═══ PROVIDED DATA ═══

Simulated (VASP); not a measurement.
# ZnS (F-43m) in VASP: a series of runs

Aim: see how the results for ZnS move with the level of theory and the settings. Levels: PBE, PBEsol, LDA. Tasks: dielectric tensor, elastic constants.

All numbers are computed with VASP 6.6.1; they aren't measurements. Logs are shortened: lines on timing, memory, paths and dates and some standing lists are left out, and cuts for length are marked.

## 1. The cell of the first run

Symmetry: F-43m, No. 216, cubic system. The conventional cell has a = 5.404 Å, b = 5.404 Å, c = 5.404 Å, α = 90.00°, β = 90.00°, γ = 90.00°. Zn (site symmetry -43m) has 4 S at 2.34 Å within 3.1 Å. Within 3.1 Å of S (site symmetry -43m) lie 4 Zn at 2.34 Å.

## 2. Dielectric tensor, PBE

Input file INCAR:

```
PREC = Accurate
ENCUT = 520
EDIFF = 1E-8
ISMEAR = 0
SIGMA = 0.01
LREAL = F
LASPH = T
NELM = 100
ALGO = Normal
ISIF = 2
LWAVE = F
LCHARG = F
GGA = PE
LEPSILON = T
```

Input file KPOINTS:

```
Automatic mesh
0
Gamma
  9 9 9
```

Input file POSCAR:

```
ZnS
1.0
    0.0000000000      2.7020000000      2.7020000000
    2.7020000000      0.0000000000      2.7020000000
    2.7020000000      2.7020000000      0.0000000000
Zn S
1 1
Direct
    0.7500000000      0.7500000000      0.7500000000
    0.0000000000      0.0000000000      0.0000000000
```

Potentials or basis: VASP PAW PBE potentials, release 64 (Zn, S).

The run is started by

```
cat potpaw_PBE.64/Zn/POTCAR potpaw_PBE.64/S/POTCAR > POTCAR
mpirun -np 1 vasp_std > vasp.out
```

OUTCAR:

═══

◆ BRIEF
Up to and including the line that contains "## 1. The cell of the first run", output the records above exactly, beginning with their first line.

◆ TASK ANSWER
Simulated (VASP); not a measurement.
# ZnS (F-43m) in VASP: a series of runs

Aim: see how the results for ZnS move with the level of theory and the settings. Levels: PBE, PBEsol, LDA. Tasks: dielectric tensor, elastic constants.

All numbers are computed with VASP 6.6.1; they aren't measurements. Logs are shortened: lines on timing, memory, paths and dates and some standing lists are left out, and cuts for length are marked.

## 1. The cell of the first run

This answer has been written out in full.